==== Input data ====
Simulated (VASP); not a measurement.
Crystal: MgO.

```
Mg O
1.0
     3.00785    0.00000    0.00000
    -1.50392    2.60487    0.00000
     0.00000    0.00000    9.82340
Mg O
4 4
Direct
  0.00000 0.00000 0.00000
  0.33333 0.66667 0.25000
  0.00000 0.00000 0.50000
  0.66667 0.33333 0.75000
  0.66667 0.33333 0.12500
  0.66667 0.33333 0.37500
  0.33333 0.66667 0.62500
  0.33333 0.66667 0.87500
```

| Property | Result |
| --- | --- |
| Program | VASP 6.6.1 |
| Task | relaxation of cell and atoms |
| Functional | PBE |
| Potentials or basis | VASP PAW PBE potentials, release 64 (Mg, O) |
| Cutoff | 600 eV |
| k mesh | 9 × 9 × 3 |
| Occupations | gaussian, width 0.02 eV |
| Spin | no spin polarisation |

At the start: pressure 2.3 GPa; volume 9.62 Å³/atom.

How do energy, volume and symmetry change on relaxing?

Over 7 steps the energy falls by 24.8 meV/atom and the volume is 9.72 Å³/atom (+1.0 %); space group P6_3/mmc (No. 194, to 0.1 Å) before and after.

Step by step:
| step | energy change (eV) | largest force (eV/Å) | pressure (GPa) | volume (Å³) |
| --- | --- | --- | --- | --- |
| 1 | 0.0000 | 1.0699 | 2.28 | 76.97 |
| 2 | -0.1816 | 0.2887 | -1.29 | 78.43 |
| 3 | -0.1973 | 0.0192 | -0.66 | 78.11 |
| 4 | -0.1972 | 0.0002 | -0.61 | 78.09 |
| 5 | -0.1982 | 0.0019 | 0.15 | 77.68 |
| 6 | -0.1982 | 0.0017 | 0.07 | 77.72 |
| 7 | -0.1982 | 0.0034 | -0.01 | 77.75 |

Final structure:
====

→ Work request
Restate the material word for word, but only from its first line through the line containing "spin polarisation |".

→ Exercise output
Simulated (VASP); not a measurement.
Crystal: MgO.

```
Mg O
1.0
     3.00785    0.00000    0.00000
    -1.50392    2.60487    0.00000
     0.00000    0.00000    9.82340
Mg O
4 4
Direct
  0.00000 0.00000 0.00000
  0.33333 0.66667 0.25000
  0.00000 0.00000 0.50000
  0.66667 0.33333 0.75000
  0.66667 0.33333 0.12500
  0.66667 0.33333 0.37500
  0.33333 0.66667 0.62500
  0.33333 0.66667 0.87500
```

| Property | Result |
| --- | --- |
| Program | VASP 6.6.1 |
| Task | relaxation of cell and atoms |
| Functional | PBE |
| Potentials or basis | VASP PAW PBE potentials, release 64 (Mg, O) |
| Cutoff | 600 eV |
| k mesh | 9 × 9 × 3 |
| Occupations | gaussian, width 0.02 eV |
| Spin | no spin polarisation |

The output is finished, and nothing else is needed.